* ENTRIES SHOWN:
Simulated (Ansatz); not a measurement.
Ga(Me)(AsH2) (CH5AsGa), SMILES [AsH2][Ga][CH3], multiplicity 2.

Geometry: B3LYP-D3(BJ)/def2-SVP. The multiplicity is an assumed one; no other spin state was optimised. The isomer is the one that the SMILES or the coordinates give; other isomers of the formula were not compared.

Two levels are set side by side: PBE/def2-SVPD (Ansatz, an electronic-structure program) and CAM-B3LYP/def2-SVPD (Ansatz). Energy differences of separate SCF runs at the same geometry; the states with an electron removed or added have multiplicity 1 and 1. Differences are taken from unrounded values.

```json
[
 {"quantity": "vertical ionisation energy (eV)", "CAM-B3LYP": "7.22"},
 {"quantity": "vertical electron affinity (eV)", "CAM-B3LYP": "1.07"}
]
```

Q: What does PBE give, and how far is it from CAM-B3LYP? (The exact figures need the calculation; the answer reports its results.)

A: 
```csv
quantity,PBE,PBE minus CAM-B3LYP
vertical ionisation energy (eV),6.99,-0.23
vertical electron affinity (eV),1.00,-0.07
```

* WORK ITEM: Repeat each line of the data above, exactly as it appears, from the first through the line that contains "Ga(Me)(AsH2) (CH5AsGa), SMILES".

* YOUR SOLUTION:
Simulated (Ansatz); not a measurement.
Ga(Me)(AsH2) (CH5AsGa), SMILES [AsH2][Ga][CH3], multiplicity 2.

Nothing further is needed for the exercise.